PROVIDED DATA below:
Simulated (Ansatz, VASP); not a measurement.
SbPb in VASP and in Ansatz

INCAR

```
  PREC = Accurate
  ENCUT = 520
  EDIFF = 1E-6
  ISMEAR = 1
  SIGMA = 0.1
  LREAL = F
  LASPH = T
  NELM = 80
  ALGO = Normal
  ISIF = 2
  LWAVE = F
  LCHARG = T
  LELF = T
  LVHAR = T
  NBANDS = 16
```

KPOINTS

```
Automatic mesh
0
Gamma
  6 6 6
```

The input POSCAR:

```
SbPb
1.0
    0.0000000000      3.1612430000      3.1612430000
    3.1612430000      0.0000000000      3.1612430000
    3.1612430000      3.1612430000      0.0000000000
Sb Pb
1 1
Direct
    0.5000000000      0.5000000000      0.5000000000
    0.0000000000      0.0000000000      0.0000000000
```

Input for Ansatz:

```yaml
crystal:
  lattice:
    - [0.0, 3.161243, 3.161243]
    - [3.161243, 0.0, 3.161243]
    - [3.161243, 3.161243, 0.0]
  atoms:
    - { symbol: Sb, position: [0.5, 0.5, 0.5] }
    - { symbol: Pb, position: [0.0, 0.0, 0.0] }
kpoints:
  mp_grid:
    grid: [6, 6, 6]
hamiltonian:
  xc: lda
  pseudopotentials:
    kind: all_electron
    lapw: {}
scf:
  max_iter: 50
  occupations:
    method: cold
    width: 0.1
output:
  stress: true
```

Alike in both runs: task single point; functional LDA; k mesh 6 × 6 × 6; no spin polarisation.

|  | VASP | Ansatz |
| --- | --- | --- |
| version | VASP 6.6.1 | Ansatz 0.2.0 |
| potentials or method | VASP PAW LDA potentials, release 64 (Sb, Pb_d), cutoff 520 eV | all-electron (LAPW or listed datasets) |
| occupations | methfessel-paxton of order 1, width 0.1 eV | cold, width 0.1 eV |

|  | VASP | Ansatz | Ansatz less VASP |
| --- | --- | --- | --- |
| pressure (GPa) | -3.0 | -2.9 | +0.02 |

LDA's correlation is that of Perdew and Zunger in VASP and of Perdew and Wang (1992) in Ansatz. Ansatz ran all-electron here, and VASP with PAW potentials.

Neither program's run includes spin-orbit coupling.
End of PROVIDED DATA.

## WORK TASK
Please print, exactly and with nothing else, the lines from the first line of the entries through the line containing "LDA's correlation is".

## RESPONSE
Simulated (Ansatz, VASP); not a measurement.
SbPb in VASP and in Ansatz

INCAR

```
  PREC = Accurate
  ENCUT = 520
  EDIFF = 1E-6
  ISMEAR = 1
  SIGMA = 0.1
  LREAL = F
  LASPH = T
  NELM = 80
  ALGO = Normal
  ISIF = 2
  LWAVE = F
  LCHARG = T
  LELF = T
  LVHAR = T
  NBANDS = 16
```

KPOINTS

```
Automatic mesh
0
Gamma
  6 6 6
```

The input POSCAR:

```
SbPb
1.0
    0.0000000000      3.1612430000      3.1612430000
    3.1612430000      0.0000000000      3.1612430000
    3.1612430000      3.1612430000      0.0000000000
Sb Pb
1 1
Direct
    0.5000000000      0.5000000000      0.5000000000
    0.0000000000      0.0000000000      0.0000000000
```

Input for Ansatz:

```yaml
crystal:
  lattice:
    - [0.0, 3.161243, 3.161243]
    - [3.161243, 0.0, 3.161243]
    - [3.161243, 3.161243, 0.0]
  atoms:
    - { symbol: Sb, position: [0.5, 0.5, 0.5] }
    - { symbol: Pb, position: [0.0, 0.0, 0.0] }
kpoints:
  mp_grid:
    grid: [6, 6, 6]
hamiltonian:
  xc: lda
  pseudopotentials:
    kind: all_electron
    lapw: {}
scf:
  max_iter: 50
  occupations:
    method: cold
    width: 0.1
output:
  stress: true
```

Alike in both runs: task single point; functional LDA; k mesh 6 × 6 × 6; no spin polarisation.

|  | VASP | Ansatz |
| --- | --- | --- |
| version | VASP 6.6.1 | Ansatz 0.2.0 |
| potentials or method | VASP PAW LDA potentials, release 64 (Sb, Pb_d), cutoff 520 eV | all-electron (LAPW or listed datasets) |
| occupations | methfessel-paxton of order 1, width 0.1 eV | cold, width 0.1 eV |

|  | VASP | Ansatz | Ansatz less VASP |
| --- | --- | --- | --- |
| pressure (GPa) | -3.0 | -2.9 | +0.02 |

LDA's correlation is that of Perdew and Zunger in VASP and of Perdew and Wang (1992) in Ansatz. Ansatz ran all-electron here, and VASP with PAW potentials.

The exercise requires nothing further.